GIVEN DATA:
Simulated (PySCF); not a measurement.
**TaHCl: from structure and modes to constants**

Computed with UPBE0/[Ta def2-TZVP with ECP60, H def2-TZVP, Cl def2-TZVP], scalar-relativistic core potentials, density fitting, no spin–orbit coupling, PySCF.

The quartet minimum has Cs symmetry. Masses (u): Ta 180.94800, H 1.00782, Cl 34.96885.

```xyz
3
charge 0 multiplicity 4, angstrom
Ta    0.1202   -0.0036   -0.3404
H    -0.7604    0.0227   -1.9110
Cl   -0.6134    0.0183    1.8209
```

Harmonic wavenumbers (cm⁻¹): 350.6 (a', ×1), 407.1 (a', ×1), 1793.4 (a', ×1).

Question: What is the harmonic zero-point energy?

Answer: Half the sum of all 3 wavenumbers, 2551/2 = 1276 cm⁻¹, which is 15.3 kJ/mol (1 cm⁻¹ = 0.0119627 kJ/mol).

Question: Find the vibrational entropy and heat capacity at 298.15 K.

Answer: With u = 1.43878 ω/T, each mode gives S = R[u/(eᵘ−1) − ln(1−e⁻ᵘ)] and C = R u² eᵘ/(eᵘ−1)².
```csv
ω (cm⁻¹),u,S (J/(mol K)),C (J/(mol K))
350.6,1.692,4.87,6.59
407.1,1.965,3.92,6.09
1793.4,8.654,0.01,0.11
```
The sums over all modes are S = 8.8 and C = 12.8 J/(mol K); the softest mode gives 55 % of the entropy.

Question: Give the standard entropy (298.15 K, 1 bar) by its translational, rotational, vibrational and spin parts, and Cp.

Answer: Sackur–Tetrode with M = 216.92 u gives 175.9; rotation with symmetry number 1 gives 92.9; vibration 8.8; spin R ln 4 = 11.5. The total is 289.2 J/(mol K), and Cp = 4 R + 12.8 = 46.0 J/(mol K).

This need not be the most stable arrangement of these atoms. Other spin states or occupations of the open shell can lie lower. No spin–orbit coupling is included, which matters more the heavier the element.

WORK ITEM: Quote the listing word for word from its first line through the line in which "Computed with UPBE0/[Ta" appears.

ANSWER SPACE:
Simulated (PySCF); not a measurement.
**TaHCl: from structure and modes to constants**

Computed with UPBE0/[Ta def2-TZVP with ECP60, H def2-TZVP, Cl def2-TZVP], scalar-relativistic core potentials, density fitting, no spin–orbit coupling, PySCF.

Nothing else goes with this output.